When you reach the line with "C11 = 64.7, C12" in the data below, begin printing lines exactly, and stop once the line with "Task: And the" has been printed.

▶ _Provided records_:
• • • • • • •

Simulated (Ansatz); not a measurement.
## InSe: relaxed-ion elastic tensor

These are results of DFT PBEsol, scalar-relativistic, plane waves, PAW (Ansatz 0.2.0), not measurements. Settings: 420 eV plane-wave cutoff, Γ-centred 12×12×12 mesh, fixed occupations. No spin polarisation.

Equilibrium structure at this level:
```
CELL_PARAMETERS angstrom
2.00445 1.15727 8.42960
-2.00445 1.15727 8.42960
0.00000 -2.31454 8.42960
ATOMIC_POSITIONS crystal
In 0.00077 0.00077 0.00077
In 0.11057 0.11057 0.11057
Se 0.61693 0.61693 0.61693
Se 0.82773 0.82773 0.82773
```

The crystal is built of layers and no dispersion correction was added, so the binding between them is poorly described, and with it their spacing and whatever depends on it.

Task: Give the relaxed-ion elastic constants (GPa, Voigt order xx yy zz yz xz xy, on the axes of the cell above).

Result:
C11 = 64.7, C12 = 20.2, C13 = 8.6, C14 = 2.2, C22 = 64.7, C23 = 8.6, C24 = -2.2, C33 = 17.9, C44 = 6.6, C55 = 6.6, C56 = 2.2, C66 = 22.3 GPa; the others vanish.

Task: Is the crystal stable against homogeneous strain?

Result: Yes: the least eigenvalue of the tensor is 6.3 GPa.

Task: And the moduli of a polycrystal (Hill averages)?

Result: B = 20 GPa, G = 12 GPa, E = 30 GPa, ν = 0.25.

• • • • • • •

▶ _Written reply_:
C11 = 64.7, C12 = 20.2, C13 = 8.6, C14 = 2.2, C22 = 64.7, C23 = 8.6, C24 = -2.2, C33 = 17.9, C44 = 6.6, C55 = 6.6, C56 = 2.2, C66 = 22.3 GPa; the others vanish.

Task: Is the crystal stable against homogeneous strain?

Result: Yes: the least eigenvalue of the tensor is 6.3 GPa.

Task: And the moduli of a polycrystal (Hill averages)?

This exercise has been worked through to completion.